[Opening Dataset section]

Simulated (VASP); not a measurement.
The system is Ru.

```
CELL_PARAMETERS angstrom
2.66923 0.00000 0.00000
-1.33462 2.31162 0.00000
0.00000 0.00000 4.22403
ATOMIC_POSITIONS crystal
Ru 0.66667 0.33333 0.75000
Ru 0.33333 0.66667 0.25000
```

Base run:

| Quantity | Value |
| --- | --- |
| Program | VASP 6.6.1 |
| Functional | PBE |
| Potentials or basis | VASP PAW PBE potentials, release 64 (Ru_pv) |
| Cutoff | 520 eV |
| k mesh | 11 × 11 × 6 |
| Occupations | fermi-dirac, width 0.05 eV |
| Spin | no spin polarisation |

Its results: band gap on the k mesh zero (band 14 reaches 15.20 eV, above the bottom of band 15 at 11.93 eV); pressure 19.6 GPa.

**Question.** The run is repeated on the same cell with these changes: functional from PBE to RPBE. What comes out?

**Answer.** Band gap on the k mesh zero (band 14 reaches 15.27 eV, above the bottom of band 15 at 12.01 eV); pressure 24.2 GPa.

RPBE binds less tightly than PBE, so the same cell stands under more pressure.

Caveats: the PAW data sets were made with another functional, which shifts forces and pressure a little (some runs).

[Closing Dataset section]

Work request. Repeat the records. Match them exactly.

Task solution.
Simulated (VASP); not a measurement.
The system is Ru.

```
CELL_PARAMETERS angstrom
2.66923 0.00000 0.00000
-1.33462 2.31162 0.00000
0.00000 0.00000 4.22403
ATOMIC_POSITIONS crystal
Ru 0.66667 0.33333 0.75000
Ru 0.33333 0.66667 0.25000
```

Base run:

| Quantity | Value |
| --- | --- |
| Program | VASP 6.6.1 |
| Functional | PBE |
| Potentials or basis | VASP PAW PBE potentials, release 64 (Ru_pv) |
| Cutoff | 520 eV |
| k mesh | 11 × 11 × 6 |
| Occupations | fermi-dirac, width 0.05 eV |
| Spin | no spin polarisation |

Its results: band gap on the k mesh zero (band 14 reaches 15.20 eV, above the bottom of band 15 at 11.93 eV); pressure 19.6 GPa.

**Question.** The run is repeated on the same cell with these changes: functional from PBE to RPBE. What comes out?

**Answer.** Band gap on the k mesh zero (band 14 reaches 15.27 eV, above the bottom of band 15 at 12.01 eV); pressure 24.2 GPa.

RPBE binds less tightly than PBE, so the same cell stands under more pressure.

Caveats: the PAW data sets were made with another functional, which shifts forces and pressure a little (some runs).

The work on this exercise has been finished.